▸ Work instruction: Begin at the first line of the records below and, please, give each line again exactly until the line with "Cutoff: 520 eV" is included.

▸ Source material:
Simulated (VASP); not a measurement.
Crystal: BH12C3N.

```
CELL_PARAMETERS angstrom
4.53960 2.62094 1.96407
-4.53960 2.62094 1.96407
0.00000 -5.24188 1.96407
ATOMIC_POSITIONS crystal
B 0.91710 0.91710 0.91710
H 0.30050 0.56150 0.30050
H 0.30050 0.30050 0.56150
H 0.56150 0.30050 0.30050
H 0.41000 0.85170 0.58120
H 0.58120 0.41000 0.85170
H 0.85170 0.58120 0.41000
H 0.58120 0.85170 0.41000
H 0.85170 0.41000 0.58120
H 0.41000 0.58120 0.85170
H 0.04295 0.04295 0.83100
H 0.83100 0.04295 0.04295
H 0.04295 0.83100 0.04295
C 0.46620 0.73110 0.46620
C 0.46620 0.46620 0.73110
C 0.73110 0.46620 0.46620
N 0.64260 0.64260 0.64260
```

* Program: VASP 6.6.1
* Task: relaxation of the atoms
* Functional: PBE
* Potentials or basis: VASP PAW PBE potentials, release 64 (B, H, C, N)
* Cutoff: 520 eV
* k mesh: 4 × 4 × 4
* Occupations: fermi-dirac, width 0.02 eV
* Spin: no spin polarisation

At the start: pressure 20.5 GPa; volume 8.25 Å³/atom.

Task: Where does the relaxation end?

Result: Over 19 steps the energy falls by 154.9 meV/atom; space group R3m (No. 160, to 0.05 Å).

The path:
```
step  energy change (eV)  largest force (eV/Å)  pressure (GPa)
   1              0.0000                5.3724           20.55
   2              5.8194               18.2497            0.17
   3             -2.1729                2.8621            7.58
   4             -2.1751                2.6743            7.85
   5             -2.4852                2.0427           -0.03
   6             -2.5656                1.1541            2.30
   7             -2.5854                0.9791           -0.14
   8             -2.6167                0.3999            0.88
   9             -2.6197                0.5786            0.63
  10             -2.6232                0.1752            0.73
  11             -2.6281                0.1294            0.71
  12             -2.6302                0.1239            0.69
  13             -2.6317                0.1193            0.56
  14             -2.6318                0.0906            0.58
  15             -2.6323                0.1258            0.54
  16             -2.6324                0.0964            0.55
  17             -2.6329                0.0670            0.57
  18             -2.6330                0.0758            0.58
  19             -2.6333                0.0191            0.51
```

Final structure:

▸ Response box:
Simulated (VASP); not a measurement.
Crystal: BH12C3N.

```
CELL_PARAMETERS angstrom
4.53960 2.62094 1.96407
-4.53960 2.62094 1.96407
0.00000 -5.24188 1.96407
ATOMIC_POSITIONS crystal
B 0.91710 0.91710 0.91710
H 0.30050 0.56150 0.30050
H 0.30050 0.30050 0.56150
H 0.56150 0.30050 0.30050
H 0.41000 0.85170 0.58120
H 0.58120 0.41000 0.85170
H 0.85170 0.58120 0.41000
H 0.58120 0.85170 0.41000
H 0.85170 0.41000 0.58120
H 0.41000 0.58120 0.85170
H 0.04295 0.04295 0.83100
H 0.83100 0.04295 0.04295
H 0.04295 0.83100 0.04295
C 0.46620 0.73110 0.46620
C 0.46620 0.46620 0.73110
C 0.73110 0.46620 0.46620
N 0.64260 0.64260 0.64260
```

* Program: VASP 6.6.1
* Task: relaxation of the atoms
* Functional: PBE
* Potentials or basis: VASP PAW PBE potentials, release 64 (B, H, C, N)
* Cutoff: 520 eV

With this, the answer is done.